» **WORK ORDER**
Give the lines of the material verbatim, from the first line to the line with "Relaxation steps marked", including both.

(Beginning of RECORDS SUPPLIED)

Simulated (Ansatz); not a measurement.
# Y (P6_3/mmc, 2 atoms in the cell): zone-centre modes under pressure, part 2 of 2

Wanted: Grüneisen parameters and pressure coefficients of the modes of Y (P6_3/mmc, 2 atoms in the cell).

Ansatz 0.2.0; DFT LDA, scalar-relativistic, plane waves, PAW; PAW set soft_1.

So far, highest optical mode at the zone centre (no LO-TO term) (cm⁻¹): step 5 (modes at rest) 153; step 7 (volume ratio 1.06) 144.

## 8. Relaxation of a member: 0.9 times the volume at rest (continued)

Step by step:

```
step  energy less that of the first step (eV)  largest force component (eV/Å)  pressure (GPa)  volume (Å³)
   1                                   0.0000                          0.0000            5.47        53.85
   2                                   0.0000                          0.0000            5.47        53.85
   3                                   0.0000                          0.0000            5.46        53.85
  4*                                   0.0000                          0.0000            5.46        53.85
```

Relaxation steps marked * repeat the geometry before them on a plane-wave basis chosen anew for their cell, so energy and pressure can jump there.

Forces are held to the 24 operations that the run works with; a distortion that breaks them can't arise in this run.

(End of RECORDS SUPPLIED)

» **WRITTEN SOLUTION**
Simulated (Ansatz); not a measurement.
# Y (P6_3/mmc, 2 atoms in the cell): zone-centre modes under pressure, part 2 of 2

Wanted: Grüneisen parameters and pressure coefficients of the modes of Y (P6_3/mmc, 2 atoms in the cell).

Ansatz 0.2.0; DFT LDA, scalar-relativistic, plane waves, PAW; PAW set soft_1.

So far, highest optical mode at the zone centre (no LO-TO term) (cm⁻¹): step 5 (modes at rest) 153; step 7 (volume ratio 1.06) 144.

## 8. Relaxation of a member: 0.9 times the volume at rest (continued)

Step by step:

```
step  energy less that of the first step (eV)  largest force component (eV/Å)  pressure (GPa)  volume (Å³)
   1                                   0.0000                          0.0000            5.47        53.85
   2                                   0.0000                          0.0000            5.47        53.85
   3                                   0.0000                          0.0000            5.46        53.85
  4*                                   0.0000                          0.0000            5.46        53.85
```

Relaxation steps marked * repeat the geometry before them on a plane-wave basis chosen anew for their cell, so energy and pressure can jump there.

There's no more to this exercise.